[Opening Data records section]
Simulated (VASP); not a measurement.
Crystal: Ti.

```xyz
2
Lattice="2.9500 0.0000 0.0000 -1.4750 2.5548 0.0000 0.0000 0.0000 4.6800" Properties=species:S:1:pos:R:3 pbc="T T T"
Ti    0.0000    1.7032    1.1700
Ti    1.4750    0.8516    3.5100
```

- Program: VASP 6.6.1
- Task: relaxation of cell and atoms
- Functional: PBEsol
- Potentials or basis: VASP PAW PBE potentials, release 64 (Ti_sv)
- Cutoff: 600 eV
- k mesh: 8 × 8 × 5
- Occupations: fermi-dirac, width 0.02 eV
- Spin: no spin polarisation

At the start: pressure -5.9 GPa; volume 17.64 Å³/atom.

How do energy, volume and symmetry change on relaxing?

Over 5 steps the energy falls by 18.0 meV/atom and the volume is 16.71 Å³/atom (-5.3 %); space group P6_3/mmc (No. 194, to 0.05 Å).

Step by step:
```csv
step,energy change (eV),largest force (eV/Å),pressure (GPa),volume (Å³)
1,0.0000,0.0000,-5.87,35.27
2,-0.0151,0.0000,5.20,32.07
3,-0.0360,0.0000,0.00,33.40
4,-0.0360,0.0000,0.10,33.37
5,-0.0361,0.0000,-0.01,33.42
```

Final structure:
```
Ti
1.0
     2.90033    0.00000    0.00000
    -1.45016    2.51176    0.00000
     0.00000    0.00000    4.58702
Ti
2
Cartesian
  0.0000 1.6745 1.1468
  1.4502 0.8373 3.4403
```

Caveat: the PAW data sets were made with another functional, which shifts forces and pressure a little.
[Closing Data records section]

*Work request*. When copying the data above, please keep exactly the lines from its first line through the line with "- Spin: no spin polarisation", both ends included, and drop the rest.

*Response box*.
Simulated (VASP); not a measurement.
Crystal: Ti.

```xyz
2
Lattice="2.9500 0.0000 0.0000 -1.4750 2.5548 0.0000 0.0000 0.0000 4.6800" Properties=species:S:1:pos:R:3 pbc="T T T"
Ti    0.0000    1.7032    1.1700
Ti    1.4750    0.8516    3.5100
```

- Program: VASP 6.6.1
- Task: relaxation of cell and atoms
- Functional: PBEsol
- Potentials or basis: VASP PAW PBE potentials, release 64 (Ti_sv)
- Cutoff: 600 eV
- k mesh: 8 × 8 × 5
- Occupations: fermi-dirac, width 0.02 eV
- Spin: no spin polarisation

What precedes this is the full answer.